__________
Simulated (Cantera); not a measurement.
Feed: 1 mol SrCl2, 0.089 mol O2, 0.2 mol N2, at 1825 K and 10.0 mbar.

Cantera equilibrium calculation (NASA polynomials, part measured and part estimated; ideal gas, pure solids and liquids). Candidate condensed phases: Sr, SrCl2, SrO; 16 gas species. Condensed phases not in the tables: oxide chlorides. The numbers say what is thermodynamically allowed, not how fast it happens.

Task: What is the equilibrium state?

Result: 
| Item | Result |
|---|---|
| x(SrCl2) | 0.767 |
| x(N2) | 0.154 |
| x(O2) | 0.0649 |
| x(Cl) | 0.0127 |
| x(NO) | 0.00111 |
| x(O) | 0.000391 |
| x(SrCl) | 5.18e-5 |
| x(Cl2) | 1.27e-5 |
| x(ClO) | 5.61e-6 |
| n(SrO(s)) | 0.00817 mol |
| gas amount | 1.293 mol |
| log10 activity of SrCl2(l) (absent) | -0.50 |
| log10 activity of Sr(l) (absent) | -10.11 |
__________

**WORK ITEM**
Write all of the records out exactly, including every line.

**PROBLEM SOLUTION**
Simulated (Cantera); not a measurement.
Feed: 1 mol SrCl2, 0.089 mol O2, 0.2 mol N2, at 1825 K and 10.0 mbar.

Cantera equilibrium calculation (NASA polynomials, part measured and part estimated; ideal gas, pure solids and liquids). Candidate condensed phases: Sr, SrCl2, SrO; 16 gas species. Condensed phases not in the tables: oxide chlorides. The numbers say what is thermodynamically allowed, not how fast it happens.

Task: What is the equilibrium state?

Result: 
| Item | Result |
|---|---|
| x(SrCl2) | 0.767 |
| x(N2) | 0.154 |
| x(O2) | 0.0649 |
| x(Cl) | 0.0127 |
| x(NO) | 0.00111 |
| x(O) | 0.000391 |
| x(SrCl) | 5.18e-5 |
| x(Cl2) | 1.27e-5 |
| x(ClO) | 5.61e-6 |
| n(SrO(s)) | 0.00817 mol |
| gas amount | 1.293 mol |
| log10 activity of SrCl2(l) (absent) | -0.50 |
| log10 activity of Sr(l) (absent) | -10.11 |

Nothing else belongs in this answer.